### [Activity]
Repeat the entries below exactly, missing none.

### [Data provided]
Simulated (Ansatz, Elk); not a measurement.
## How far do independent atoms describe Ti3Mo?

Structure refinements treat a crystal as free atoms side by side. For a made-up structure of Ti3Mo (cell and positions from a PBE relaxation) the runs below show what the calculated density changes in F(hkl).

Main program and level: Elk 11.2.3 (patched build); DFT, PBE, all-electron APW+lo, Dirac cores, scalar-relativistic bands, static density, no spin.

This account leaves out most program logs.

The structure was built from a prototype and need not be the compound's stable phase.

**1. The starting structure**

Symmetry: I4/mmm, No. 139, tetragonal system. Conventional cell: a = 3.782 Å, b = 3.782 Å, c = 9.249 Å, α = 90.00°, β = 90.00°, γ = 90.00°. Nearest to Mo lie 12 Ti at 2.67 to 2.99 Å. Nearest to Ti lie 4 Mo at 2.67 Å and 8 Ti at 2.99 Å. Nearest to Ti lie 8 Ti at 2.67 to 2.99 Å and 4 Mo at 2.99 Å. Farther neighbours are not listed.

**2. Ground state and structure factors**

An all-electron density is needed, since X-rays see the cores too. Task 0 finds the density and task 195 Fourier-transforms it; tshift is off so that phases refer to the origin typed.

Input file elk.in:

### [Written answer]
Simulated (Ansatz, Elk); not a measurement.
## How far do independent atoms describe Ti3Mo?

Structure refinements treat a crystal as free atoms side by side. For a made-up structure of Ti3Mo (cell and positions from a PBE relaxation) the runs below show what the calculated density changes in F(hkl).

Main program and level: Elk 11.2.3 (patched build); DFT, PBE, all-electron APW+lo, Dirac cores, scalar-relativistic bands, static density, no spin.

This account leaves out most program logs.

The structure was built from a prototype and need not be the compound's stable phase.

**1. The starting structure**

Symmetry: I4/mmm, No. 139, tetragonal system. Conventional cell: a = 3.782 Å, b = 3.782 Å, c = 9.249 Å, α = 90.00°, β = 90.00°, γ = 90.00°. Nearest to Mo lie 12 Ti at 2.67 to 2.99 Å. Nearest to Ti lie 4 Mo at 2.67 Å and 8 Ti at 2.99 Å. Nearest to Ti lie 8 Ti at 2.67 to 2.99 Å and 4 Mo at 2.99 Å. Farther neighbours are not listed.

**2. Ground state and structure factors**

An all-electron density is needed, since X-rays see the cores too. Task 0 finds the density and task 195 Fourier-transforms it; tshift is off so that phases refer to the origin typed.

Input file elk.in:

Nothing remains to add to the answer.